* **PROVIDED INFORMATION**:
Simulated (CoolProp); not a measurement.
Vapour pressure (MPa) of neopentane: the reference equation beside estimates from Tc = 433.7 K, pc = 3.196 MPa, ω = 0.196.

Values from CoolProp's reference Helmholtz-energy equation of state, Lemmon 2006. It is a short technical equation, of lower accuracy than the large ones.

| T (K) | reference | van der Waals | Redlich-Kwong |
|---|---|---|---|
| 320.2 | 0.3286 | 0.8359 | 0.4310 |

* **WORK TASK**:
Write the material out again in its entirety, exactly as shown.

* **WRITTEN RESPONSE**:
Simulated (CoolProp); not a measurement.
Vapour pressure (MPa) of neopentane: the reference equation beside estimates from Tc = 433.7 K, pc = 3.196 MPa, ω = 0.196.

Values from CoolProp's reference Helmholtz-energy equation of state, Lemmon 2006. It is a short technical equation, of lower accuracy than the large ones.

| T (K) | reference | van der Waals | Redlich-Kwong |
|---|---|---|---|
| 320.2 | 0.3286 | 0.8359 | 0.4310 |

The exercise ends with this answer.